Requirement →
Every line from the first in the listing below to the line containing "Energies in kJ/mol." is to be repeated exactly, and no line past it.

=== Source data ===
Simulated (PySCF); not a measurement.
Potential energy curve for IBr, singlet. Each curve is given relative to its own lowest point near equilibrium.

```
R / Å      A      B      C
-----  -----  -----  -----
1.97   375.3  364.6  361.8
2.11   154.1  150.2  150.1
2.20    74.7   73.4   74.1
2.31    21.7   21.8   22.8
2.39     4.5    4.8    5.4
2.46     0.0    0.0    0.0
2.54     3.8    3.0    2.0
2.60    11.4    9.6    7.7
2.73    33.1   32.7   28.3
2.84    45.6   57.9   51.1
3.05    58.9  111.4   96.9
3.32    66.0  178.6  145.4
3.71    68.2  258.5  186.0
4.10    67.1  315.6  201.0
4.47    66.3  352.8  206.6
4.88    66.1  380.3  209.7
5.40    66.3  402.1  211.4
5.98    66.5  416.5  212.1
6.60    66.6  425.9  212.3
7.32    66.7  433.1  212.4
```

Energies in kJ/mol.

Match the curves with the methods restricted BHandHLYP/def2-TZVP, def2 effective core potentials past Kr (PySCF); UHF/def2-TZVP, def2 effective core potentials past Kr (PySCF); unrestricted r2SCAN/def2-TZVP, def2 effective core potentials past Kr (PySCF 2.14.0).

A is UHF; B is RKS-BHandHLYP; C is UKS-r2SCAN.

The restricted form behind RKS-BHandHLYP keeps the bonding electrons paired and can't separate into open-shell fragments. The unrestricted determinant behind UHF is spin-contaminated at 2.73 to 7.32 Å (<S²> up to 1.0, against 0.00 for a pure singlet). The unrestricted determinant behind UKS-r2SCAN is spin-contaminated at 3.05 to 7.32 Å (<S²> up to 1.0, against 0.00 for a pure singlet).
===

Problem solution →
Simulated (PySCF); not a measurement.
Potential energy curve for IBr, singlet. Each curve is given relative to its own lowest point near equilibrium.

```
R / Å      A      B      C
-----  -----  -----  -----
1.97   375.3  364.6  361.8
2.11   154.1  150.2  150.1
2.20    74.7   73.4   74.1
2.31    21.7   21.8   22.8
2.39     4.5    4.8    5.4
2.46     0.0    0.0    0.0
2.54     3.8    3.0    2.0
2.60    11.4    9.6    7.7
2.73    33.1   32.7   28.3
2.84    45.6   57.9   51.1
3.05    58.9  111.4   96.9
3.32    66.0  178.6  145.4
3.71    68.2  258.5  186.0
4.10    67.1  315.6  201.0
4.47    66.3  352.8  206.6
4.88    66.1  380.3  209.7
5.40    66.3  402.1  211.4
5.98    66.5  416.5  212.1
6.60    66.6  425.9  212.3
7.32    66.7  433.1  212.4
```

Energies in kJ/mol.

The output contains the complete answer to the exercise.